# EXERCISE
Retype the records below from their first line through the line containing "correction | no |", and include nothing else.

*** MATERIAL SUPPLIED ***

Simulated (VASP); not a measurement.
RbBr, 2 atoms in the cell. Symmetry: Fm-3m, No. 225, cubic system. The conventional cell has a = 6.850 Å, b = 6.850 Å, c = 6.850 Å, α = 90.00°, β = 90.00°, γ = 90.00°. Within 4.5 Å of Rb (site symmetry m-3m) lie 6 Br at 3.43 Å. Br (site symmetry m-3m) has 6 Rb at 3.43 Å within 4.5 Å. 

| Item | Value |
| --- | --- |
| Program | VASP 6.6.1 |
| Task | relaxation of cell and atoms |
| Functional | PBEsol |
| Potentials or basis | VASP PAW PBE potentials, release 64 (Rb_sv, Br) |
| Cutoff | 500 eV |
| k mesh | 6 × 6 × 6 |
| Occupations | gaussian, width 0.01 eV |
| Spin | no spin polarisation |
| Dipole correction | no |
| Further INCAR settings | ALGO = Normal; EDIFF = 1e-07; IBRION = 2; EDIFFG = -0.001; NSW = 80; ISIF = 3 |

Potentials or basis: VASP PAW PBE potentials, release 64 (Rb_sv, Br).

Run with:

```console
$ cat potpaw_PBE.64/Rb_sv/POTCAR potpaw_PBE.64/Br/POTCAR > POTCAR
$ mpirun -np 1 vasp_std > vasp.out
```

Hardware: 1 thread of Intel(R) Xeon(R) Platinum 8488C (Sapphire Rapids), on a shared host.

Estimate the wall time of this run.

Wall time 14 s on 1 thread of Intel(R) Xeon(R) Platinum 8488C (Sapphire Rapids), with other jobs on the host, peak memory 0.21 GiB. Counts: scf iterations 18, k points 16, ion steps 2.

*** End of MATERIAL SUPPLIED ***

# WORKED SOLUTION
Simulated (VASP); not a measurement.
RbBr, 2 atoms in the cell. Symmetry: Fm-3m, No. 225, cubic system. The conventional cell has a = 6.850 Å, b = 6.850 Å, c = 6.850 Å, α = 90.00°, β = 90.00°, γ = 90.00°. Within 4.5 Å of Rb (site symmetry m-3m) lie 6 Br at 3.43 Å. Br (site symmetry m-3m) has 6 Rb at 3.43 Å within 4.5 Å. 

| Item | Value |
| --- | --- |
| Program | VASP 6.6.1 |
| Task | relaxation of cell and atoms |
| Functional | PBEsol |
| Potentials or basis | VASP PAW PBE potentials, release 64 (Rb_sv, Br) |
| Cutoff | 500 eV |
| k mesh | 6 × 6 × 6 |
| Occupations | gaussian, width 0.01 eV |
| Spin | no spin polarisation |
| Dipole correction | no |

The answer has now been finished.